### Assignment
Reproduce the records below; each should match the original exactly.

------------------------

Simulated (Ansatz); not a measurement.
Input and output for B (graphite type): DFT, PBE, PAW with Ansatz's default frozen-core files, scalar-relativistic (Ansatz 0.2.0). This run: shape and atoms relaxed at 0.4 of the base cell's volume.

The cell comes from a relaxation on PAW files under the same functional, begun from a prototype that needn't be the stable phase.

------------------------

### Task solution
Simulated (Ansatz); not a measurement.
Input and output for B (graphite type): DFT, PBE, PAW with Ansatz's default frozen-core files, scalar-relativistic (Ansatz 0.2.0). This run: shape and atoms relaxed at 0.4 of the base cell's volume.

The cell comes from a relaxation on PAW files under the same functional, begun from a prototype that needn't be the stable phase.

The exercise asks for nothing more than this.